• _Data supplied_:
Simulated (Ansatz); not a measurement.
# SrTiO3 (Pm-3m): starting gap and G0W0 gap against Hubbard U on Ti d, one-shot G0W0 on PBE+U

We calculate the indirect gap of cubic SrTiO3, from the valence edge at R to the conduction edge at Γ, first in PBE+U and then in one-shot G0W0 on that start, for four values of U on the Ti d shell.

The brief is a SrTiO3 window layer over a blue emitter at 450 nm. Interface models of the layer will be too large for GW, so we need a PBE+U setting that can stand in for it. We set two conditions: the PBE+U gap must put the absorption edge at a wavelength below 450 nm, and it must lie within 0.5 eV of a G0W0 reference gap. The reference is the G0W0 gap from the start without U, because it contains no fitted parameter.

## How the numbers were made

• _Assignment_: The records above must be set down again exactly as written.

• _Task answer_:
Simulated (Ansatz); not a measurement.
# SrTiO3 (Pm-3m): starting gap and G0W0 gap against Hubbard U on Ti d, one-shot G0W0 on PBE+U

We calculate the indirect gap of cubic SrTiO3, from the valence edge at R to the conduction edge at Γ, first in PBE+U and then in one-shot G0W0 on that start, for four values of U on the Ti d shell.

The brief is a SrTiO3 window layer over a blue emitter at 450 nm. Interface models of the layer will be too large for GW, so we need a PBE+U setting that can stand in for it. We set two conditions: the PBE+U gap must put the absorption edge at a wavelength below 450 nm, and it must lie within 0.5 eV of a G0W0 reference gap. The reference is the G0W0 gap from the start without U, because it contains no fitted parameter.

## How the numbers were made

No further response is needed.